───── Data excerpts
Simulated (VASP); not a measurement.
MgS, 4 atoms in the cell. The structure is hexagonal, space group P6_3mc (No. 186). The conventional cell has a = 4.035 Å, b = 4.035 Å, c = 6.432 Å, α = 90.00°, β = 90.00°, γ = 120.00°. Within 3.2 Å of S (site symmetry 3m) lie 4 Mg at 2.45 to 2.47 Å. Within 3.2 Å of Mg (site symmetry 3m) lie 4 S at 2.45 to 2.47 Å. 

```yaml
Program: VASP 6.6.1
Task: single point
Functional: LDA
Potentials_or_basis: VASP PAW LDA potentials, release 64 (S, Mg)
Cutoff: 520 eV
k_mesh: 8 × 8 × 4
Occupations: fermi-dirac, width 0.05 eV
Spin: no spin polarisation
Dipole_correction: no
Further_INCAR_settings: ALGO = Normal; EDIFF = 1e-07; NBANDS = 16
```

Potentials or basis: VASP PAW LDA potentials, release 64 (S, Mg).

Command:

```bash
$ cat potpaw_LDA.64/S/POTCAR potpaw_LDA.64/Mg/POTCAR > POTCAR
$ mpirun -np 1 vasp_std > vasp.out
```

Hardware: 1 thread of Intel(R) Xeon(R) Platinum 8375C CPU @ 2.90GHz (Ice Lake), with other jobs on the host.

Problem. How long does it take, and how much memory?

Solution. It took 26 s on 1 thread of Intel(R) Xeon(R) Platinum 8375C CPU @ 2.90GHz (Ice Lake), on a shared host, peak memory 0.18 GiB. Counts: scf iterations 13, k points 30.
──────────

Every entry above must be reproduced exactly.

Simulated (VASP); not a measurement.
MgS, 4 atoms in the cell. The structure is hexagonal, space group P6_3mc (No. 186). The conventional cell has a = 4.035 Å, b = 4.035 Å, c = 6.432 Å, α = 90.00°, β = 90.00°, γ = 120.00°. Within 3.2 Å of S (site symmetry 3m) lie 4 Mg at 2.45 to 2.47 Å. Within 3.2 Å of Mg (site symmetry 3m) lie 4 S at 2.45 to 2.47 Å. 

```yaml
Program: VASP 6.6.1
Task: single point
Functional: LDA
Potentials_or_basis: VASP PAW LDA potentials, release 64 (S, Mg)
Cutoff: 520 eV
k_mesh: 8 × 8 × 4
Occupations: fermi-dirac, width 0.05 eV
Spin: no spin polarisation
Dipole_correction: no
Further_INCAR_settings: ALGO = Normal; EDIFF = 1e-07; NBANDS = 16
```

Potentials or basis: VASP PAW LDA potentials, release 64 (S, Mg).

Command:

```bash
$ cat potpaw_LDA.64/S/POTCAR potpaw_LDA.64/Mg/POTCAR > POTCAR
$ mpirun -np 1 vasp_std > vasp.out
```

Hardware: 1 thread of Intel(R) Xeon(R) Platinum 8375C CPU @ 2.90GHz (Ice Lake), with other jobs on the host.

Problem. How long does it take, and how much memory?

Solution. It took 26 s on 1 thread of Intel(R) Xeon(R) Platinum 8375C CPU @ 2.90GHz (Ice Lake), on a shared host, peak memory 0.18 GiB. Counts: scf iterations 13, k points 30.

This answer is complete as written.